Requirement: Produce an exact copy of the listing.

The data:
☆ ☆ ☆ ☆ ☆

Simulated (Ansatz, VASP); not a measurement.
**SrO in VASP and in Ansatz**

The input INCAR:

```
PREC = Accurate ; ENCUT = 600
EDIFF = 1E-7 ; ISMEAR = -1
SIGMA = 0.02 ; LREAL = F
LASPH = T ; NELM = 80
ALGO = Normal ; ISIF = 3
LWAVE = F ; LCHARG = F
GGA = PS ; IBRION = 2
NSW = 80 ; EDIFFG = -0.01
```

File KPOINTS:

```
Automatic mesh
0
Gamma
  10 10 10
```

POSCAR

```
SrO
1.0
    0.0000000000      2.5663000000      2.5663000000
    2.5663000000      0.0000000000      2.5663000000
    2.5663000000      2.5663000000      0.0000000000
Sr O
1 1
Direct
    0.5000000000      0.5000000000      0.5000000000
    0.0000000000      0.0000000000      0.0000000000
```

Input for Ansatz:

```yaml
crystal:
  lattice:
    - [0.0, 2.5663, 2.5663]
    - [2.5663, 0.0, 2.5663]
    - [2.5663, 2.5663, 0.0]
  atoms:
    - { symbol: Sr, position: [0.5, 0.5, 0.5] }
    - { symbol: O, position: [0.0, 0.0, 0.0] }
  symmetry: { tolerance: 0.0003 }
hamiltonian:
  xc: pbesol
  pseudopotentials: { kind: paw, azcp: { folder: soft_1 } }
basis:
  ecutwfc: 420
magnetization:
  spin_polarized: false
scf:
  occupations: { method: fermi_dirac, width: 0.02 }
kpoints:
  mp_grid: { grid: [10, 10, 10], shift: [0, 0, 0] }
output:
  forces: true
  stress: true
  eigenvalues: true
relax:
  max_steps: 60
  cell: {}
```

☆ ☆ ☆ ☆ ☆

Your response:
Simulated (Ansatz, VASP); not a measurement.
**SrO in VASP and in Ansatz**

The input INCAR:

```
PREC = Accurate ; ENCUT = 600
EDIFF = 1E-7 ; ISMEAR = -1
SIGMA = 0.02 ; LREAL = F
LASPH = T ; NELM = 80
ALGO = Normal ; ISIF = 3
LWAVE = F ; LCHARG = F
GGA = PS ; IBRION = 2
NSW = 80 ; EDIFFG = -0.01
```

File KPOINTS:

```
Automatic mesh
0
Gamma
  10 10 10
```

POSCAR

```
SrO
1.0
    0.0000000000      2.5663000000      2.5663000000
    2.5663000000      0.0000000000      2.5663000000
    2.5663000000      2.5663000000      0.0000000000
Sr O
1 1
Direct
    0.5000000000      0.5000000000      0.5000000000
    0.0000000000      0.0000000000      0.0000000000
```

Input for Ansatz:

```yaml
crystal:
  lattice:
    - [0.0, 2.5663, 2.5663]
    - [2.5663, 0.0, 2.5663]
    - [2.5663, 2.5663, 0.0]
  atoms:
    - { symbol: Sr, position: [0.5, 0.5, 0.5] }
    - { symbol: O, position: [0.0, 0.0, 0.0] }
  symmetry: { tolerance: 0.0003 }
hamiltonian:
  xc: pbesol
  pseudopotentials: { kind: paw, azcp: { folder: soft_1 } }
basis:
  ecutwfc: 420
magnetization:
  spin_polarized: false
scf:
  occupations: { method: fermi_dirac, width: 0.02 }
kpoints:
  mp_grid: { grid: [10, 10, 10], shift: [0, 0, 0] }
output:
  forces: true
  stress: true
  eigenvalues: true
relax:
  max_steps: 60
  cell: {}
```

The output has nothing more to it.